The records below hold a stretch from the line with "Settings: Kmax = 4.6" through the line with "2.61 | 12.44 |"; return exactly those lines, ends included, and nothing more.

========================
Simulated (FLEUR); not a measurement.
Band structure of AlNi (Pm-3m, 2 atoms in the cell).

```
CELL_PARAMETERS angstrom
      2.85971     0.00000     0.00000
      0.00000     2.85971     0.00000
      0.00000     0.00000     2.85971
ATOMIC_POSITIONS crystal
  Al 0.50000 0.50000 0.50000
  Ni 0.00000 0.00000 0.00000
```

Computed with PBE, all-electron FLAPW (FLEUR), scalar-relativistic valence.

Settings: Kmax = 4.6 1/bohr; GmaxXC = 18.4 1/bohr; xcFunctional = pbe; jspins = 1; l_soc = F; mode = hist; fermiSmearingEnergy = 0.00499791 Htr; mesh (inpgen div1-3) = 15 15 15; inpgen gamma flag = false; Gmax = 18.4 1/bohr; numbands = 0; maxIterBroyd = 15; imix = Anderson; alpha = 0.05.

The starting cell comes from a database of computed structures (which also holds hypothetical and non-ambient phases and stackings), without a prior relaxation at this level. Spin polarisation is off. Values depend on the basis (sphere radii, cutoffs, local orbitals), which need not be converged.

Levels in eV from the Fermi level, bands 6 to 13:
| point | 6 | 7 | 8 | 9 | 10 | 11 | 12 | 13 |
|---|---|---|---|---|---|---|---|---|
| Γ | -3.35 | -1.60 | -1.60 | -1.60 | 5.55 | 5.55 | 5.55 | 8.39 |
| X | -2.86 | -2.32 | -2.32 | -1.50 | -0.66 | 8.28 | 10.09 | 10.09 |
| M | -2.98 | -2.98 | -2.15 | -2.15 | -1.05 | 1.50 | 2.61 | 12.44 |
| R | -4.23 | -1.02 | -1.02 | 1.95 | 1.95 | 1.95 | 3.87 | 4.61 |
========================

▸ **Task answer**:
Settings: Kmax = 4.6 1/bohr; GmaxXC = 18.4 1/bohr; xcFunctional = pbe; jspins = 1; l_soc = F; mode = hist; fermiSmearingEnergy = 0.00499791 Htr; mesh (inpgen div1-3) = 15 15 15; inpgen gamma flag = false; Gmax = 18.4 1/bohr; numbands = 0; maxIterBroyd = 15; imix = Anderson; alpha = 0.05.

The starting cell comes from a database of computed structures (which also holds hypothetical and non-ambient phases and stackings), without a prior relaxation at this level. Spin polarisation is off. Values depend on the basis (sphere radii, cutoffs, local orbitals), which need not be converged.

Levels in eV from the Fermi level, bands 6 to 13:
| point | 6 | 7 | 8 | 9 | 10 | 11 | 12 | 13 |
|---|---|---|---|---|---|---|---|---|
| Γ | -3.35 | -1.60 | -1.60 | -1.60 | 5.55 | 5.55 | 5.55 | 8.39 |
| X | -2.86 | -2.32 | -2.32 | -1.50 | -0.66 | 8.28 | 10.09 | 10.09 |
| M | -2.98 | -2.98 | -2.15 | -2.15 | -1.05 | 1.50 | 2.61 | 12.44 |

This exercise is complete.